Exercise: What is needed is an exact copy of all the records, written out in full.

+++ The data
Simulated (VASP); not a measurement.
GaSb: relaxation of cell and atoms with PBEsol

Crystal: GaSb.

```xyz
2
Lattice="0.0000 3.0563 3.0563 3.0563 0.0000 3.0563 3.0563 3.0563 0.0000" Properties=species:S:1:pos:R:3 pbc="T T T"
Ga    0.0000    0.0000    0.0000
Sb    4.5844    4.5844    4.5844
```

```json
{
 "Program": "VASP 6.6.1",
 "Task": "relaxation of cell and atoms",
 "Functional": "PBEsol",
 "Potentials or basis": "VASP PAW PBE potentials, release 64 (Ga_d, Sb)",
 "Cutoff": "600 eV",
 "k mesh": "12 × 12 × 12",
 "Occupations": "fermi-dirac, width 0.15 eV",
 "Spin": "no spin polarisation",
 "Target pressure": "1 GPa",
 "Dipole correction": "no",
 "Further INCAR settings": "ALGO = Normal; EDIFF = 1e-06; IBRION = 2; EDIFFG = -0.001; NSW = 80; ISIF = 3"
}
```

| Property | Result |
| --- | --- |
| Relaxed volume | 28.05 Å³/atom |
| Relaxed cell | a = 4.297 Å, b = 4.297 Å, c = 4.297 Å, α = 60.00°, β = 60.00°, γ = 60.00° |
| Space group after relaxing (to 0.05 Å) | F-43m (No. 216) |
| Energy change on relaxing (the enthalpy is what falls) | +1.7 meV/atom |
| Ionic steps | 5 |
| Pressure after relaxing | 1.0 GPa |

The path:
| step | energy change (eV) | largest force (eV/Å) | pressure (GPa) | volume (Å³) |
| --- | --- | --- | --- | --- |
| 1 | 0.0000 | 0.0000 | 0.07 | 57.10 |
++++++

Written response:
Simulated (VASP); not a measurement.
GaSb: relaxation of cell and atoms with PBEsol

Crystal: GaSb.

```xyz
2
Lattice="0.0000 3.0563 3.0563 3.0563 0.0000 3.0563 3.0563 3.0563 0.0000" Properties=species:S:1:pos:R:3 pbc="T T T"
Ga    0.0000    0.0000    0.0000
Sb    4.5844    4.5844    4.5844
```

```json
{
 "Program": "VASP 6.6.1",
 "Task": "relaxation of cell and atoms",
 "Functional": "PBEsol",
 "Potentials or basis": "VASP PAW PBE potentials, release 64 (Ga_d, Sb)",
 "Cutoff": "600 eV",
 "k mesh": "12 × 12 × 12",
 "Occupations": "fermi-dirac, width 0.15 eV",
 "Spin": "no spin polarisation",
 "Target pressure": "1 GPa",
 "Dipole correction": "no",
 "Further INCAR settings": "ALGO = Normal; EDIFF = 1e-06; IBRION = 2; EDIFFG = -0.001; NSW = 80; ISIF = 3"
}
```

| Property | Result |
| --- | --- |
| Relaxed volume | 28.05 Å³/atom |
| Relaxed cell | a = 4.297 Å, b = 4.297 Å, c = 4.297 Å, α = 60.00°, β = 60.00°, γ = 60.00° |
| Space group after relaxing (to 0.05 Å) | F-43m (No. 216) |
| Energy change on relaxing (the enthalpy is what falls) | +1.7 meV/atom |
| Ionic steps | 5 |
| Pressure after relaxing | 1.0 GPa |

The path:
| step | energy change (eV) | largest force (eV/Å) | pressure (GPa) | volume (Å³) |
| --- | --- | --- | --- | --- |
| 1 | 0.0000 | 0.0000 | 0.07 | 57.10 |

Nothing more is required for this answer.